### WORK INSTRUCTION
Please output each entry in the material beneath exactly as shown.

### DATA TO EXAMINE
———
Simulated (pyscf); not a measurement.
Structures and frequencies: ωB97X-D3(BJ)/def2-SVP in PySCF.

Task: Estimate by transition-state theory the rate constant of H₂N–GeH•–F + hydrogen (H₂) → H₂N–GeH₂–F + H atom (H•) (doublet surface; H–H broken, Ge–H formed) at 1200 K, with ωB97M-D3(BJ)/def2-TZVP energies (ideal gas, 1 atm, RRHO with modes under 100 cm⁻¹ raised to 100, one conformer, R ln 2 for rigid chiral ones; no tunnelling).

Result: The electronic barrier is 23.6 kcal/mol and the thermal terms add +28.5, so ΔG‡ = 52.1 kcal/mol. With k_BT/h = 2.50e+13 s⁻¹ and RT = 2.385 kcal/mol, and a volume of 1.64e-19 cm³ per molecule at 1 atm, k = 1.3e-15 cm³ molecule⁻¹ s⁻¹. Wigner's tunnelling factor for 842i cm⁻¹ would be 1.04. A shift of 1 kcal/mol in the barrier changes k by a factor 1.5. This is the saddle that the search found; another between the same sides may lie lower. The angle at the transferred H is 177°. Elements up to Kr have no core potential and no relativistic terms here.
———

### REPLY
Simulated (pyscf); not a measurement.
Structures and frequencies: ωB97X-D3(BJ)/def2-SVP in PySCF.

Task: Estimate by transition-state theory the rate constant of H₂N–GeH•–F + hydrogen (H₂) → H₂N–GeH₂–F + H atom (H•) (doublet surface; H–H broken, Ge–H formed) at 1200 K, with ωB97M-D3(BJ)/def2-TZVP energies (ideal gas, 1 atm, RRHO with modes under 100 cm⁻¹ raised to 100, one conformer, R ln 2 for rigid chiral ones; no tunnelling).

Result: The electronic barrier is 23.6 kcal/mol and the thermal terms add +28.5, so ΔG‡ = 52.1 kcal/mol. With k_BT/h = 2.50e+13 s⁻¹ and RT = 2.385 kcal/mol, and a volume of 1.64e-19 cm³ per molecule at 1 atm, k = 1.3e-15 cm³ molecule⁻¹ s⁻¹. Wigner's tunnelling factor for 842i cm⁻¹ would be 1.04. A shift of 1 kcal/mol in the barrier changes k by a factor 1.5. This is the saddle that the search found; another between the same sides may lie lower. The angle at the transferred H is 177°. Elements up to Kr have no core potential and no relativistic terms here.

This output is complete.